**ASSIGNED TASK**
From the line that contains "the relaxation end?" through the line that contains "3.35 | 11.21 |", output every line of the listing below exactly and leave out all the rest.

········

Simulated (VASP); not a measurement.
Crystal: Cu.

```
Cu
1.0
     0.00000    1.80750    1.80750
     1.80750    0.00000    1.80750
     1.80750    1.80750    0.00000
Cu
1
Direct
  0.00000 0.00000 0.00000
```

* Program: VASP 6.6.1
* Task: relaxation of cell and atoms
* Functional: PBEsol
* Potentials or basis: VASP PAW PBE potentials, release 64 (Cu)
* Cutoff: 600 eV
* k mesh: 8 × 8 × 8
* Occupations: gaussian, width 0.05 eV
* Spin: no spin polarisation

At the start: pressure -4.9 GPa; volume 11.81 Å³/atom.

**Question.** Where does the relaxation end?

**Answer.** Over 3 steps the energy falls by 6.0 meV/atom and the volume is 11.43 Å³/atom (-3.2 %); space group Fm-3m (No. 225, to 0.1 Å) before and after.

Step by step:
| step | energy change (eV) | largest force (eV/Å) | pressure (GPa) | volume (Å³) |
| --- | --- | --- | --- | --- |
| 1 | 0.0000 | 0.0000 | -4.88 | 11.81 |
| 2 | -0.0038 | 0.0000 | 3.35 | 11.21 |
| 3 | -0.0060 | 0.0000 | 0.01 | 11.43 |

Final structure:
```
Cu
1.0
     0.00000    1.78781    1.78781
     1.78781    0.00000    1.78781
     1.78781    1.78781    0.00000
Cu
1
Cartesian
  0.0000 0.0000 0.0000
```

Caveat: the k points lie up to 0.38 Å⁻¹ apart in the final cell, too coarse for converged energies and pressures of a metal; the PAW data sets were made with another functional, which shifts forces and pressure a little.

········

**TASK RESPONSE**
**Question.** Where does the relaxation end?

**Answer.** Over 3 steps the energy falls by 6.0 meV/atom and the volume is 11.43 Å³/atom (-3.2 %); space group Fm-3m (No. 225, to 0.1 Å) before and after.

Step by step:
| step | energy change (eV) | largest force (eV/Å) | pressure (GPa) | volume (Å³) |
| --- | --- | --- | --- | --- |
| 1 | 0.0000 | 0.0000 | -4.88 | 11.81 |
| 2 | -0.0038 | 0.0000 | 3.35 | 11.21 |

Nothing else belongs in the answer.